Segment Open

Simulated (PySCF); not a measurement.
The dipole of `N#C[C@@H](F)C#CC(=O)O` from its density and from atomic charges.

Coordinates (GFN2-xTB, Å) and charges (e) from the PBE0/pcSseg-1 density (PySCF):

Segment Closed

- [ASSIGNMENT]: If a line falls between the first line of the records and the line containing "The dipole of", inclusive, repeat it exactly; leave out all others.

- [ANSWER SPACE]:
Simulated (PySCF); not a measurement.
The dipole of `N#C[C@@H](F)C#CC(=O)O` from its density and from atomic charges.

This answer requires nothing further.